INFORMATION GIVEN ->
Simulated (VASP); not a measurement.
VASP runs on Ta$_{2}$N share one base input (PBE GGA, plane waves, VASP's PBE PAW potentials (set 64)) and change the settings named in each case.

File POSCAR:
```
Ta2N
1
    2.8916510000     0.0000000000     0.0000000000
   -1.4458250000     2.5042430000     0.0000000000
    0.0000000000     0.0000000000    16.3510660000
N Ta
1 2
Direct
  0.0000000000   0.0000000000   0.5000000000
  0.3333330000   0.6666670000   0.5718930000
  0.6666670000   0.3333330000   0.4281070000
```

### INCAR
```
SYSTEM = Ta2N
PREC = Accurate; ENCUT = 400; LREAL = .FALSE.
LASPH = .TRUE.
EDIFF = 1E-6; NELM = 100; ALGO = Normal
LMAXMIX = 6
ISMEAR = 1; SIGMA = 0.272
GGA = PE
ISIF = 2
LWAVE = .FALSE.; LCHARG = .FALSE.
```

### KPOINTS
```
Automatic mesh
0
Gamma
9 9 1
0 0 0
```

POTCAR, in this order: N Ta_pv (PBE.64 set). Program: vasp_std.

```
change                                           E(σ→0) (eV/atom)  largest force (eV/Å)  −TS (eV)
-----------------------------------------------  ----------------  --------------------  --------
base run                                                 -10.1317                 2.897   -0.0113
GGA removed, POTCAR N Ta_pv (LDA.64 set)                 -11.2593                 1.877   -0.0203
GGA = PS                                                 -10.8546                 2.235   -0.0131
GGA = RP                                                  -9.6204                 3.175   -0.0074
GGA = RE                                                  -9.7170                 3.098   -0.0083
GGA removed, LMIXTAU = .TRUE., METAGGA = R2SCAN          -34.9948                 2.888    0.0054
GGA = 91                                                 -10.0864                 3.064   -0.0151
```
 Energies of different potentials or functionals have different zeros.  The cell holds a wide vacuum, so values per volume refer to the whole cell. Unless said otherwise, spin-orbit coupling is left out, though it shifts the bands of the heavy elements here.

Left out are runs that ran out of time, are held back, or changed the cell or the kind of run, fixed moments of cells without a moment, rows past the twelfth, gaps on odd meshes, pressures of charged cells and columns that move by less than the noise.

WORK ORDER ->
In the data above, find the line that contains "Energies of different", then reproduce exactly every line from the first line through that line.

REPLY ->
Simulated (VASP); not a measurement.
VASP runs on Ta$_{2}$N share one base input (PBE GGA, plane waves, VASP's PBE PAW potentials (set 64)) and change the settings named in each case.

File POSCAR:
```
Ta2N
1
    2.8916510000     0.0000000000     0.0000000000
   -1.4458250000     2.5042430000     0.0000000000
    0.0000000000     0.0000000000    16.3510660000
N Ta
1 2
Direct
  0.0000000000   0.0000000000   0.5000000000
  0.3333330000   0.6666670000   0.5718930000
  0.6666670000   0.3333330000   0.4281070000
```

### INCAR
```
SYSTEM = Ta2N
PREC = Accurate; ENCUT = 400; LREAL = .FALSE.
LASPH = .TRUE.
EDIFF = 1E-6; NELM = 100; ALGO = Normal
LMAXMIX = 6
ISMEAR = 1; SIGMA = 0.272
GGA = PE
ISIF = 2
LWAVE = .FALSE.; LCHARG = .FALSE.
```

### KPOINTS
```
Automatic mesh
0
Gamma
9 9 1
0 0 0
```

POTCAR, in this order: N Ta_pv (PBE.64 set). Program: vasp_std.

```
change                                           E(σ→0) (eV/atom)  largest force (eV/Å)  −TS (eV)
-----------------------------------------------  ----------------  --------------------  --------
base run                                                 -10.1317                 2.897   -0.0113
GGA removed, POTCAR N Ta_pv (LDA.64 set)                 -11.2593                 1.877   -0.0203
GGA = PS                                                 -10.8546                 2.235   -0.0131
GGA = RP                                                  -9.6204                 3.175   -0.0074
GGA = RE                                                  -9.7170                 3.098   -0.0083
GGA removed, LMIXTAU = .TRUE., METAGGA = R2SCAN          -34.9948                 2.888    0.0054
GGA = 91                                                 -10.0864                 3.064   -0.0151
```
 Energies of different potentials or functionals have different zeros.  The cell holds a wide vacuum, so values per volume refer to the whole cell. Unless said otherwise, spin-orbit coupling is left out, though it shifts the bands of the heavy elements here.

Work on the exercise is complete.